▶ [Information]
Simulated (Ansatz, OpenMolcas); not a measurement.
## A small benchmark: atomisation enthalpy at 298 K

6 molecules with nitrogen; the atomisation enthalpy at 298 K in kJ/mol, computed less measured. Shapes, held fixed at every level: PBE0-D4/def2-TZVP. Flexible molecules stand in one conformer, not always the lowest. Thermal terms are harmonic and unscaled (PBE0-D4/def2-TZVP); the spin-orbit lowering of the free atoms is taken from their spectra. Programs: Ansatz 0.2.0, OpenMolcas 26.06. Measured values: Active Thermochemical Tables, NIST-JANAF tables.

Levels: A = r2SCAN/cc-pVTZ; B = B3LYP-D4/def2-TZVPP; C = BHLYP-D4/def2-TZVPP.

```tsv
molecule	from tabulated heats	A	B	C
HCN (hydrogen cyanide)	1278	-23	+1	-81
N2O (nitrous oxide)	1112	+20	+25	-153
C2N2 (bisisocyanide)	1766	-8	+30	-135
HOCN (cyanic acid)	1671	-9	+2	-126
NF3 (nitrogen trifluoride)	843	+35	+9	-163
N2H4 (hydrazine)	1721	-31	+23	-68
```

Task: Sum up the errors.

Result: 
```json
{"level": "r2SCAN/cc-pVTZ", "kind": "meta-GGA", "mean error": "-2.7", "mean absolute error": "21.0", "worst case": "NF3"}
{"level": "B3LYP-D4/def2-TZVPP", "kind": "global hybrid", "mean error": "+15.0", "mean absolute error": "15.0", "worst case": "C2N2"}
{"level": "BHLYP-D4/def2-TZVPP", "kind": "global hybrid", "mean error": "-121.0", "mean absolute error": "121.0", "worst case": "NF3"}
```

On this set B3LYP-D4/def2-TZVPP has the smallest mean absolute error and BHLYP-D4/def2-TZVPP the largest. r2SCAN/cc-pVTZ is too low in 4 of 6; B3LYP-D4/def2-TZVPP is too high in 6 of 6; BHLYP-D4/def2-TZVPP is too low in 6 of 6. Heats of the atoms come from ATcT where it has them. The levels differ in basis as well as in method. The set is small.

▶ [Action item] Copy nothing beyond the line containing "## A small benchmark: atomisation". Transcribe exactly from the first line of the entries down to that line, inclusive.

▶ [Reply]
Simulated (Ansatz, OpenMolcas); not a measurement.
## A small benchmark: atomisation enthalpy at 298 K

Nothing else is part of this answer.